(Beginning of DATA TO EXAMINE)
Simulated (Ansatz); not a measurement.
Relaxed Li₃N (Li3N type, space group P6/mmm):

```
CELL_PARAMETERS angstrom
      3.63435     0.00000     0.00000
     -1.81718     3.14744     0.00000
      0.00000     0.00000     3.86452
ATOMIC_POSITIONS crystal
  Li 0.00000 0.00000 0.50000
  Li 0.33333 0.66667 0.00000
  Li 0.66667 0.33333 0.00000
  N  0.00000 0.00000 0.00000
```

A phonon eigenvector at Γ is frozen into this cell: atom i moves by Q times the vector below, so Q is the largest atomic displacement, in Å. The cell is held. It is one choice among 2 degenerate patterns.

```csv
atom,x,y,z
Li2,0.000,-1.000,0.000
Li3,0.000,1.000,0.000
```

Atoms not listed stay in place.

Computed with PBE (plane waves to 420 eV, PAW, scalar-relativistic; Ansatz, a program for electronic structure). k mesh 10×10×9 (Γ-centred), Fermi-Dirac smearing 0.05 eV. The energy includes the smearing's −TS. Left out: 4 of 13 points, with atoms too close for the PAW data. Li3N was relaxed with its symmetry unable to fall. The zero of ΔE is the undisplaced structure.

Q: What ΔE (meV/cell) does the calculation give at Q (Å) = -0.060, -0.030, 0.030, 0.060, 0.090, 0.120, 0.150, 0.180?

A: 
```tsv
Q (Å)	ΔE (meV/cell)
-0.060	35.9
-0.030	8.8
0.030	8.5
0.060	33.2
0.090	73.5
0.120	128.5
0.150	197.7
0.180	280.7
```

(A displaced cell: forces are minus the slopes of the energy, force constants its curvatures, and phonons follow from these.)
(End of DATA TO EXAMINE)

▶ WORK ORDER: Using the data above, reproduce exactly the lines between those holding "Atoms not listed stay in place." and "Computed with PBE", inclusive, and no others.

▶ ANSWER BOX:
Atoms not listed stay in place.

Computed with PBE (plane waves to 420 eV, PAW, scalar-relativistic; Ansatz, a program for electronic structure). k mesh 10×10×9 (Γ-centred), Fermi-Dirac smearing 0.05 eV. The energy includes the smearing's −TS. Left out: 4 of 13 points, with atoms too close for the PAW data. Li3N was relaxed with its symmetry unable to fall. The zero of ΔE is the undisplaced structure.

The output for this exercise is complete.